______________________________

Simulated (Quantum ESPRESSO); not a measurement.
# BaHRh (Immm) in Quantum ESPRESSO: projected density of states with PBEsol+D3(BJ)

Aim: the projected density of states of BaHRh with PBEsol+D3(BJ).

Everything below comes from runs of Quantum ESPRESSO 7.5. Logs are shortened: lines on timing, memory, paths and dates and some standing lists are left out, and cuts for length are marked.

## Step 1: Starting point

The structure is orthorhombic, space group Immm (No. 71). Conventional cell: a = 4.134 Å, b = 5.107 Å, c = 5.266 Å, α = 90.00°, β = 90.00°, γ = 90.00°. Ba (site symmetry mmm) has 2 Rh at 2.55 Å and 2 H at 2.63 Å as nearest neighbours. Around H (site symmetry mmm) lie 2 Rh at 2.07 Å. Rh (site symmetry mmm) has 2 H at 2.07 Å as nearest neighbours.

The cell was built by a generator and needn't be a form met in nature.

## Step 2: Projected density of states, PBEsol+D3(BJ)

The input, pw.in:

______________________________

### Assigned task:
Starting from the first line of the records above, retype each line exactly up to and including the one that contains "The structure is", and nothing more.

### Exercise answer:
Simulated (Quantum ESPRESSO); not a measurement.
# BaHRh (Immm) in Quantum ESPRESSO: projected density of states with PBEsol+D3(BJ)

Aim: the projected density of states of BaHRh with PBEsol+D3(BJ).

Everything below comes from runs of Quantum ESPRESSO 7.5. Logs are shortened: lines on timing, memory, paths and dates and some standing lists are left out, and cuts for length are marked.

## Step 1: Starting point

The structure is orthorhombic, space group Immm (No. 71). Conventional cell: a = 4.134 Å, b = 5.107 Å, c = 5.266 Å, α = 90.00°, β = 90.00°, γ = 90.00°. Ba (site symmetry mmm) has 2 Rh at 2.55 Å and 2 H at 2.63 Å as nearest neighbours. Around H (site symmetry mmm) lie 2 Rh at 2.07 Å. Rh (site symmetry mmm) has 2 H at 2.07 Å as nearest neighbours.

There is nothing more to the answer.